- Opening Delimiter -

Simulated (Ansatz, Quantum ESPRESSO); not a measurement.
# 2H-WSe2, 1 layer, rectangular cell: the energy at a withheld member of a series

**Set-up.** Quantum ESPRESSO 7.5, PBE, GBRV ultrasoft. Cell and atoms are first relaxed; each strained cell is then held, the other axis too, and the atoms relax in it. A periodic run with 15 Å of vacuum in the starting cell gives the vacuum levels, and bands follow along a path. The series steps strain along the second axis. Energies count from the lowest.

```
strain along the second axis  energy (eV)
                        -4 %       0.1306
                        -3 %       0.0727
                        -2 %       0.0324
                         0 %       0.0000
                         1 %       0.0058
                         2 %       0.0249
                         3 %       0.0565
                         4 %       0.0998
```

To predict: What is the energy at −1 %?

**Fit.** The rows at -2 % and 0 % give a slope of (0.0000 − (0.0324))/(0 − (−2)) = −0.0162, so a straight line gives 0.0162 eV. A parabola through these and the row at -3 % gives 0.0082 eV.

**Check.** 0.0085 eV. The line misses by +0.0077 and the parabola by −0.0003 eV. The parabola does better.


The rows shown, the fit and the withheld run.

- Closing Delimiter -

Every record, word for word, must be returned.

EXERCISE RESPONSE ->
Simulated (Ansatz, Quantum ESPRESSO); not a measurement.
# 2H-WSe2, 1 layer, rectangular cell: the energy at a withheld member of a series

**Set-up.** Quantum ESPRESSO 7.5, PBE, GBRV ultrasoft. Cell and atoms are first relaxed; each strained cell is then held, the other axis too, and the atoms relax in it. A periodic run with 15 Å of vacuum in the starting cell gives the vacuum levels, and bands follow along a path. The series steps strain along the second axis. Energies count from the lowest.

```
strain along the second axis  energy (eV)
                        -4 %       0.1306
                        -3 %       0.0727
                        -2 %       0.0324
                         0 %       0.0000
                         1 %       0.0058
                         2 %       0.0249
                         3 %       0.0565
                         4 %       0.0998
```

To predict: What is the energy at −1 %?

**Fit.** The rows at -2 % and 0 % give a slope of (0.0000 − (0.0324))/(0 − (−2)) = −0.0162, so a straight line gives 0.0162 eV. A parabola through these and the row at -3 % gives 0.0082 eV.

**Check.** 0.0085 eV. The line misses by +0.0077 and the parabola by −0.0003 eV. The parabola does better.


The rows shown, the fit and the withheld run.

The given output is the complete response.